Required action:
Your answer must hold only the lines below from the line containing "One thing is" through the line containing "the electron mass?", each reproduced exactly.

Data listing:
□ □ □ □ □

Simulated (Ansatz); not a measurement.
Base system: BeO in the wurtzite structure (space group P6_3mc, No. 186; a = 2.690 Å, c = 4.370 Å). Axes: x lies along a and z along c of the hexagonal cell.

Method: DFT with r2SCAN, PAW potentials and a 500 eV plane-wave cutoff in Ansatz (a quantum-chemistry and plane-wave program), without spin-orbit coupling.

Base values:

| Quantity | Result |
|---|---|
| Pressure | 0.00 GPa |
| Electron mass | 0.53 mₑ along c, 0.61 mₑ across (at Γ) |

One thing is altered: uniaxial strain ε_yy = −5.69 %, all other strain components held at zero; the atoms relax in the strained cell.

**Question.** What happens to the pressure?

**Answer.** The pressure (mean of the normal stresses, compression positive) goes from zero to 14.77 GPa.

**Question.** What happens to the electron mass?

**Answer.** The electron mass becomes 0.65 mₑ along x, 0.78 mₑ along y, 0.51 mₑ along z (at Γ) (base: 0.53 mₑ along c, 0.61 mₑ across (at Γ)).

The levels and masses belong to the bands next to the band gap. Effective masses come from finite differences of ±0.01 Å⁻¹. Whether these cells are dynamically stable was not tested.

□ □ □ □ □

Result:
One thing is altered: uniaxial strain ε_yy = −5.69 %, all other strain components held at zero; the atoms relax in the strained cell.

**Question.** What happens to the pressure?

**Answer.** The pressure (mean of the normal stresses, compression positive) goes from zero to 14.77 GPa.

**Question.** What happens to the electron mass?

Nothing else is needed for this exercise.